Brief: All entries must be given again in full, exactly as they were supplied.

-- Opening Marker --

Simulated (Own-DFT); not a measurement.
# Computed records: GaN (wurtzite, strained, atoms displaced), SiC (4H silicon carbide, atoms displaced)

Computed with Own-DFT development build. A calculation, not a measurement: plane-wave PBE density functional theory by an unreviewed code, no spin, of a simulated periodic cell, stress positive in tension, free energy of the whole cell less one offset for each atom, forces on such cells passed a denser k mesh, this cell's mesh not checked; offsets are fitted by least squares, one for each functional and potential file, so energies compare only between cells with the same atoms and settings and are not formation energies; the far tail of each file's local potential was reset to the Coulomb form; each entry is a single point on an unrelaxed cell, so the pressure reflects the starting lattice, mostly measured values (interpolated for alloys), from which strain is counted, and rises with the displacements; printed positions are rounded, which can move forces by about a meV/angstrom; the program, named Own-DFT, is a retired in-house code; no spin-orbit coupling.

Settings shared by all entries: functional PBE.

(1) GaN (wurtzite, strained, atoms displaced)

-- Closing Marker --

Exercise response:
Simulated (Own-DFT); not a measurement.
# Computed records: GaN (wurtzite, strained, atoms displaced), SiC (4H silicon carbide, atoms displaced)

Computed with Own-DFT development build. A calculation, not a measurement: plane-wave PBE density functional theory by an unreviewed code, no spin, of a simulated periodic cell, stress positive in tension, free energy of the whole cell less one offset for each atom, forces on such cells passed a denser k mesh, this cell's mesh not checked; offsets are fitted by least squares, one for each functional and potential file, so energies compare only between cells with the same atoms and settings and are not formation energies; the far tail of each file's local potential was reset to the Coulomb form; each entry is a single point on an unrelaxed cell, so the pressure reflects the starting lattice, mostly measured values (interpolated for alloys), from which strain is counted, and rises with the displacements; printed positions are rounded, which can move forces by about a meV/angstrom; the program, named Own-DFT, is a retired in-house code; no spin-orbit coupling.

Settings shared by all entries: functional PBE.

(1) GaN (wurtzite, strained, atoms displaced)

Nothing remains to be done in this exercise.